TASK ITEM: The line containing "Question: How long" marks the end, so write out exactly every line from the top of the entries below through that one.

STUDY MATERIAL:
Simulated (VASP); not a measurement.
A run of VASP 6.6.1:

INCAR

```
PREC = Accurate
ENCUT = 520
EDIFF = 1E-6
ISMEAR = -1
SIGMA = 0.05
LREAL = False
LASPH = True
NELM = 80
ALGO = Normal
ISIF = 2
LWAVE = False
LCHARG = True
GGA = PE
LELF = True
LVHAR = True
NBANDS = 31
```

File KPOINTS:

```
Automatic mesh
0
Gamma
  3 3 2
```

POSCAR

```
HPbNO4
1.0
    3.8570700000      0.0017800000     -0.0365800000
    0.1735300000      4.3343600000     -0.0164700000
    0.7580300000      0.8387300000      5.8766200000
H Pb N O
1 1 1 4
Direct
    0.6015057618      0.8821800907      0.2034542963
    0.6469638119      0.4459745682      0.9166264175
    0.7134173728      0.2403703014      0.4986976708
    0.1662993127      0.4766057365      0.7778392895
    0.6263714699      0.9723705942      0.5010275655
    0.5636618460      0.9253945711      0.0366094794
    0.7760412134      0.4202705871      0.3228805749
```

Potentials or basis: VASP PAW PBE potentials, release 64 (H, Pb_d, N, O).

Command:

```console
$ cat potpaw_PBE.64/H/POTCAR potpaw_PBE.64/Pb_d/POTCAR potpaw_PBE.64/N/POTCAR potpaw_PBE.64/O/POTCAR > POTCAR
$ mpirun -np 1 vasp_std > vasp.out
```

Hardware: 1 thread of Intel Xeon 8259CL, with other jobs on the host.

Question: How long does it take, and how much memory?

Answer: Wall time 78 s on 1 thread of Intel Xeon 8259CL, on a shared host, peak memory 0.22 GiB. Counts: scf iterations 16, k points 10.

SOLUTION:
Simulated (VASP); not a measurement.
A run of VASP 6.6.1:

INCAR

```
PREC = Accurate
ENCUT = 520
EDIFF = 1E-6
ISMEAR = -1
SIGMA = 0.05
LREAL = False
LASPH = True
NELM = 80
ALGO = Normal
ISIF = 2
LWAVE = False
LCHARG = True
GGA = PE
LELF = True
LVHAR = True
NBANDS = 31
```

File KPOINTS:

```
Automatic mesh
0
Gamma
  3 3 2
```

POSCAR

```
HPbNO4
1.0
    3.8570700000      0.0017800000     -0.0365800000
    0.1735300000      4.3343600000     -0.0164700000
    0.7580300000      0.8387300000      5.8766200000
H Pb N O
1 1 1 4
Direct
    0.6015057618      0.8821800907      0.2034542963
    0.6469638119      0.4459745682      0.9166264175
    0.7134173728      0.2403703014      0.4986976708
    0.1662993127      0.4766057365      0.7778392895
    0.6263714699      0.9723705942      0.5010275655
    0.5636618460      0.9253945711      0.0366094794
    0.7760412134      0.4202705871      0.3228805749
```

Potentials or basis: VASP PAW PBE potentials, release 64 (H, Pb_d, N, O).

Command:

```console
$ cat potpaw_PBE.64/H/POTCAR potpaw_PBE.64/Pb_d/POTCAR potpaw_PBE.64/N/POTCAR potpaw_PBE.64/O/POTCAR > POTCAR
$ mpirun -np 1 vasp_std > vasp.out
```

Hardware: 1 thread of Intel Xeon 8259CL, with other jobs on the host.

Question: How long does it take, and how much memory?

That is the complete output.